** Material supplied follows **

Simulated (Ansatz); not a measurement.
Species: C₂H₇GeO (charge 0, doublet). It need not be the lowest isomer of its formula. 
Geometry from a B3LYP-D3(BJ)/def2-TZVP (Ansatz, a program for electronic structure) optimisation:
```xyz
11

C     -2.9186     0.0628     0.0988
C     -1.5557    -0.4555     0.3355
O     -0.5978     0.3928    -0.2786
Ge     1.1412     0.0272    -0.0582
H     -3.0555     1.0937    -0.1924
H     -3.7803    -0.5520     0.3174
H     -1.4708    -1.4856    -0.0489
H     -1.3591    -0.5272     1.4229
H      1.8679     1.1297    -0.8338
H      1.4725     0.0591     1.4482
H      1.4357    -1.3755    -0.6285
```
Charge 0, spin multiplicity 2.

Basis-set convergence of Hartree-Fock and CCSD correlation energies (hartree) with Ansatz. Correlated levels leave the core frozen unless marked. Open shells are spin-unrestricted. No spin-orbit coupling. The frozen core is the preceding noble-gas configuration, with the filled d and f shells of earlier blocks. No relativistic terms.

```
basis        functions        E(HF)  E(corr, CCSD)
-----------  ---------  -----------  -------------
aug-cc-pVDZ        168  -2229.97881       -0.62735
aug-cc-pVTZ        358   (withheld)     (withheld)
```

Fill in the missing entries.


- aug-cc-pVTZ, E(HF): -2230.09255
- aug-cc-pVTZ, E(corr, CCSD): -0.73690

** End of Material supplied **

Activity: From the listing above, repeat exactly the lines starting at the line that includes "Basis-set convergence of" and ending at the line that includes "- aug-cc-pVTZ, E(HF): -2230.09255", with nothing outside that span.

Exercise response:
Basis-set convergence of Hartree-Fock and CCSD correlation energies (hartree) with Ansatz. Correlated levels leave the core frozen unless marked. Open shells are spin-unrestricted. No spin-orbit coupling. The frozen core is the preceding noble-gas configuration, with the filled d and f shells of earlier blocks. No relativistic terms.

```
basis        functions        E(HF)  E(corr, CCSD)
-----------  ---------  -----------  -------------
aug-cc-pVDZ        168  -2229.97881       -0.62735
aug-cc-pVTZ        358   (withheld)     (withheld)
```

Fill in the missing entries.


- aug-cc-pVTZ, E(HF): -2230.09255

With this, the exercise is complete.